=======

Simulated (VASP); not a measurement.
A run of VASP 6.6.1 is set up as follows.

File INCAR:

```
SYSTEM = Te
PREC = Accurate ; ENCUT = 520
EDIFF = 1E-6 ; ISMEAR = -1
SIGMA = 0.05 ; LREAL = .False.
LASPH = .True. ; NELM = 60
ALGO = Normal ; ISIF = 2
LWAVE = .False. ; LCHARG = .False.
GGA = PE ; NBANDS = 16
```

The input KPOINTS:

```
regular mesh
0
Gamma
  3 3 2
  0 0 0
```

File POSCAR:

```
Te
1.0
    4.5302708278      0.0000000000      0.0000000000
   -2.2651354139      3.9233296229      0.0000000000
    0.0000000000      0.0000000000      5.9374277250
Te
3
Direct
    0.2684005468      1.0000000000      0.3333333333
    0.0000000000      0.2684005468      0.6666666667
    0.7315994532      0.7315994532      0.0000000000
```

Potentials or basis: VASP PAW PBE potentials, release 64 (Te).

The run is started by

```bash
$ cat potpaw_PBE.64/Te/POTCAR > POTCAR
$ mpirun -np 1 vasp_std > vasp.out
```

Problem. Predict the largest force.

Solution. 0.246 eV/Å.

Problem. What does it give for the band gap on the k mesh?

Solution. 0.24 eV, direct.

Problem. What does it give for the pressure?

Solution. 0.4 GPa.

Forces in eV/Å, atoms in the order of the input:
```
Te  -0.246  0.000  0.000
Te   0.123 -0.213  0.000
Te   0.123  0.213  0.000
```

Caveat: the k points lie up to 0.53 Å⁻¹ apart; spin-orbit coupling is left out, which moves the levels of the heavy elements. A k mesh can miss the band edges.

=======

== REQUIREMENT ==
From the opening line of the data above, please print each line as written up to and including the line that contains "Problem. Predict the largest force.", and nothing more.

== EXPECTED ANSWER ==
Simulated (VASP); not a measurement.
A run of VASP 6.6.1 is set up as follows.

File INCAR:

```
SYSTEM = Te
PREC = Accurate ; ENCUT = 520
EDIFF = 1E-6 ; ISMEAR = -1
SIGMA = 0.05 ; LREAL = .False.
LASPH = .True. ; NELM = 60
ALGO = Normal ; ISIF = 2
LWAVE = .False. ; LCHARG = .False.
GGA = PE ; NBANDS = 16
```

The input KPOINTS:

```
regular mesh
0
Gamma
  3 3 2
  0 0 0
```

File POSCAR:

```
Te
1.0
    4.5302708278      0.0000000000      0.0000000000
   -2.2651354139      3.9233296229      0.0000000000
    0.0000000000      0.0000000000      5.9374277250
Te
3
Direct
    0.2684005468      1.0000000000      0.3333333333
    0.0000000000      0.2684005468      0.6666666667
    0.7315994532      0.7315994532      0.0000000000
```

Potentials or basis: VASP PAW PBE potentials, release 64 (Te).

The run is started by

```bash
$ cat potpaw_PBE.64/Te/POTCAR > POTCAR
$ mpirun -np 1 vasp_std > vasp.out
```

Problem. Predict the largest force.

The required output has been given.